> Work item
Up to and including the line with "Potentials are against", repeat every line of the listing exactly, beginning at the first.

> Given entries
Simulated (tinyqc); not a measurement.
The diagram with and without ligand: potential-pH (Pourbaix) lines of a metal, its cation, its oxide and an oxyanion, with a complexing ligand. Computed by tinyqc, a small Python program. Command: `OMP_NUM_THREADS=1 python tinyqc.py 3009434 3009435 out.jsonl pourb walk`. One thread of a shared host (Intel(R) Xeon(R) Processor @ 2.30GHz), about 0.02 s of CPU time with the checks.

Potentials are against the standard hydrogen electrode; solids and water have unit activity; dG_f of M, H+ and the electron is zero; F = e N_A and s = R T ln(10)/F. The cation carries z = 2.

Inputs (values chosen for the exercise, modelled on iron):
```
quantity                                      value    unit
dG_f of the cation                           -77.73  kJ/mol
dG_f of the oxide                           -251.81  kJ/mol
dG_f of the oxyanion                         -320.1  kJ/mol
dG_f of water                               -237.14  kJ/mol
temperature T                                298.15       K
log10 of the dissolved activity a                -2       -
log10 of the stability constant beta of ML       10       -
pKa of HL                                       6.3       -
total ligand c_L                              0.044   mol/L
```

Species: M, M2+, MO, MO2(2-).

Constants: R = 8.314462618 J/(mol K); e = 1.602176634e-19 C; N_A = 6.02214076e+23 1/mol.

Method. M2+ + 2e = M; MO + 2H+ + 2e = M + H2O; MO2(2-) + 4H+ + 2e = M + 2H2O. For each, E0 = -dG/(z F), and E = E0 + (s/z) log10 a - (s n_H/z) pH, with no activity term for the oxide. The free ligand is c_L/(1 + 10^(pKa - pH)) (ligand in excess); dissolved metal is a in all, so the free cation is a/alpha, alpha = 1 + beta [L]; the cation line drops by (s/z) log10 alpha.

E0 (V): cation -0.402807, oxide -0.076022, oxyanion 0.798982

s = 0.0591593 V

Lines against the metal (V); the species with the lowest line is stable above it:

> Result
Simulated (tinyqc); not a measurement.
The diagram with and without ligand: potential-pH (Pourbaix) lines of a metal, its cation, its oxide and an oxyanion, with a complexing ligand. Computed by tinyqc, a small Python program. Command: `OMP_NUM_THREADS=1 python tinyqc.py 3009434 3009435 out.jsonl pourb walk`. One thread of a shared host (Intel(R) Xeon(R) Processor @ 2.30GHz), about 0.02 s of CPU time with the checks.

Potentials are against the standard hydrogen electrode; solids and water have unit activity; dG_f of M, H+ and the electron is zero; F = e N_A and s = R T ln(10)/F. The cation carries z = 2.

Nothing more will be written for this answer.